◆ **WORK ORDER**
Each of the records below must be reproduced exactly.

◆ **RECORDS SUPPLIED**
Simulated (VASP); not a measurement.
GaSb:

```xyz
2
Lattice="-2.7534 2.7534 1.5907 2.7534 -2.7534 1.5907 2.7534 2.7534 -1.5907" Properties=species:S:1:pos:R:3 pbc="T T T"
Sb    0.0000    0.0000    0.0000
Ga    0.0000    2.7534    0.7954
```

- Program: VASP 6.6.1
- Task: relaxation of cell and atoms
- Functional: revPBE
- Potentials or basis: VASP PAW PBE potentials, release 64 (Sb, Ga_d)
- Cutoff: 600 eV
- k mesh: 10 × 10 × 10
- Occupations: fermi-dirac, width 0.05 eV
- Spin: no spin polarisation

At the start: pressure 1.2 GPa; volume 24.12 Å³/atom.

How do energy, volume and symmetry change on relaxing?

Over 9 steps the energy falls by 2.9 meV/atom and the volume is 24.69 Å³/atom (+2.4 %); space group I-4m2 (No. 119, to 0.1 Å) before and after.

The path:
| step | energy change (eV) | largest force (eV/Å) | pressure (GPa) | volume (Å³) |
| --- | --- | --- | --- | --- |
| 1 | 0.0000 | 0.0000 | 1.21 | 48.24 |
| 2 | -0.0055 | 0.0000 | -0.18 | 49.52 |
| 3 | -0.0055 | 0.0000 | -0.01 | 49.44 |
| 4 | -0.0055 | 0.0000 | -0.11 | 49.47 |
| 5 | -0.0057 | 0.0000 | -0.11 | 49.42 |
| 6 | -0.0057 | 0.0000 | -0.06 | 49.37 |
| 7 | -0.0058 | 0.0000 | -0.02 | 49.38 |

◆ **ANSWER SPACE**
Simulated (VASP); not a measurement.
GaSb:

```xyz
2
Lattice="-2.7534 2.7534 1.5907 2.7534 -2.7534 1.5907 2.7534 2.7534 -1.5907" Properties=species:S:1:pos:R:3 pbc="T T T"
Sb    0.0000    0.0000    0.0000
Ga    0.0000    2.7534    0.7954
```

- Program: VASP 6.6.1
- Task: relaxation of cell and atoms
- Functional: revPBE
- Potentials or basis: VASP PAW PBE potentials, release 64 (Sb, Ga_d)
- Cutoff: 600 eV
- k mesh: 10 × 10 × 10
- Occupations: fermi-dirac, width 0.05 eV
- Spin: no spin polarisation

At the start: pressure 1.2 GPa; volume 24.12 Å³/atom.

How do energy, volume and symmetry change on relaxing?

Over 9 steps the energy falls by 2.9 meV/atom and the volume is 24.69 Å³/atom (+2.4 %); space group I-4m2 (No. 119, to 0.1 Å) before and after.

The path:
| step | energy change (eV) | largest force (eV/Å) | pressure (GPa) | volume (Å³) |
| --- | --- | --- | --- | --- |
| 1 | 0.0000 | 0.0000 | 1.21 | 48.24 |
| 2 | -0.0055 | 0.0000 | -0.18 | 49.52 |
| 3 | -0.0055 | 0.0000 | -0.01 | 49.44 |
| 4 | -0.0055 | 0.0000 | -0.11 | 49.47 |
| 5 | -0.0057 | 0.0000 | -0.11 | 49.42 |
| 6 | -0.0057 | 0.0000 | -0.06 | 49.37 |
| 7 | -0.0058 | 0.0000 | -0.02 | 49.38 |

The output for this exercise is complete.